**Activity:** A complete copy of the entries, exactly as written, is the expected result.

+++ Record extracts +++

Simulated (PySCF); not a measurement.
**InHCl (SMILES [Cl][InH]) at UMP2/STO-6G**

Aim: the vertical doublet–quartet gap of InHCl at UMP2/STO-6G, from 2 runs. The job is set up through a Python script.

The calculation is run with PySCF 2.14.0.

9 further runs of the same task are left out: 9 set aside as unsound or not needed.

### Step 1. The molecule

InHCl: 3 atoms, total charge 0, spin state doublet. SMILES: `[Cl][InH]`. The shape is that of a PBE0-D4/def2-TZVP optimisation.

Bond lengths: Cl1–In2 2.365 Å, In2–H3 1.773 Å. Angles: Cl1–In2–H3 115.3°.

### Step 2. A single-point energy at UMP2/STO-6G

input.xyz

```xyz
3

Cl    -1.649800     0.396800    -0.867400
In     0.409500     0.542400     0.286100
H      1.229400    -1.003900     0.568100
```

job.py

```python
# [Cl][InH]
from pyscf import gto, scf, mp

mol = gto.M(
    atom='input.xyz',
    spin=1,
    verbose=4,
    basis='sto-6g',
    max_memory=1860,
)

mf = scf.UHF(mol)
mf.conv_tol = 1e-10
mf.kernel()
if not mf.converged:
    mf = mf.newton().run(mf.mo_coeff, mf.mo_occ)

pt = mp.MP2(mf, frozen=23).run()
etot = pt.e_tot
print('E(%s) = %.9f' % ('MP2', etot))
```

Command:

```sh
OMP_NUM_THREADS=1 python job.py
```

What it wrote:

+++

**Written answer:**
Simulated (PySCF); not a measurement.
**InHCl (SMILES [Cl][InH]) at UMP2/STO-6G**

Aim: the vertical doublet–quartet gap of InHCl at UMP2/STO-6G, from 2 runs. The job is set up through a Python script.

The calculation is run with PySCF 2.14.0.

9 further runs of the same task are left out: 9 set aside as unsound or not needed.

### Step 1. The molecule

InHCl: 3 atoms, total charge 0, spin state doublet. SMILES: `[Cl][InH]`. The shape is that of a PBE0-D4/def2-TZVP optimisation.

Bond lengths: Cl1–In2 2.365 Å, In2–H3 1.773 Å. Angles: Cl1–In2–H3 115.3°.

### Step 2. A single-point energy at UMP2/STO-6G

input.xyz

```xyz
3

Cl    -1.649800     0.396800    -0.867400
In     0.409500     0.542400     0.286100
H      1.229400    -1.003900     0.568100
```

job.py

```python
# [Cl][InH]
from pyscf import gto, scf, mp

mol = gto.M(
    atom='input.xyz',
    spin=1,
    verbose=4,
    basis='sto-6g',
    max_memory=1860,
)

mf = scf.UHF(mol)
mf.conv_tol = 1e-10
mf.kernel()
if not mf.converged:
    mf = mf.newton().run(mf.mo_coeff, mf.mo_occ)

pt = mp.MP2(mf, frozen=23).run()
etot = pt.e_tot
print('E(%s) = %.9f' % ('MP2', etot))
```

Command:

```sh
OMP_NUM_THREADS=1 python job.py
```

What it wrote:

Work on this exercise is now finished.